# # # # #

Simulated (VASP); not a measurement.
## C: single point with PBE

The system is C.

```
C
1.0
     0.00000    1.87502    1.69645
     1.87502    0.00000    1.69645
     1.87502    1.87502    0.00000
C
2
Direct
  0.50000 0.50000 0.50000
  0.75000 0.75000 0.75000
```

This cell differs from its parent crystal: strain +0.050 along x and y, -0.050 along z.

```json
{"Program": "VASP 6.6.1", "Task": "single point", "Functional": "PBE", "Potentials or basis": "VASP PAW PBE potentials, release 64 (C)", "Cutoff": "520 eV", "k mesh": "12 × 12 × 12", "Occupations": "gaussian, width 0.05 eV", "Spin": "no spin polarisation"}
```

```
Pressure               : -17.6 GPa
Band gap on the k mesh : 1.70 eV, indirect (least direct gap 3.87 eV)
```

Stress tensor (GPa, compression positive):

# # # # #

## Work item
The answer must reproduce all of the entries exactly.

## Solution
Simulated (VASP); not a measurement.
## C: single point with PBE

The system is C.

```
C
1.0
     0.00000    1.87502    1.69645
     1.87502    0.00000    1.69645
     1.87502    1.87502    0.00000
C
2
Direct
  0.50000 0.50000 0.50000
  0.75000 0.75000 0.75000
```

This cell differs from its parent crystal: strain +0.050 along x and y, -0.050 along z.

```json
{"Program": "VASP 6.6.1", "Task": "single point", "Functional": "PBE", "Potentials or basis": "VASP PAW PBE potentials, release 64 (C)", "Cutoff": "520 eV", "k mesh": "12 × 12 × 12", "Occupations": "gaussian, width 0.05 eV", "Spin": "no spin polarisation"}
```

```
Pressure               : -17.6 GPa
Band gap on the k mesh : 1.70 eV, indirect (least direct gap 3.87 eV)
```

Stress tensor (GPa, compression positive):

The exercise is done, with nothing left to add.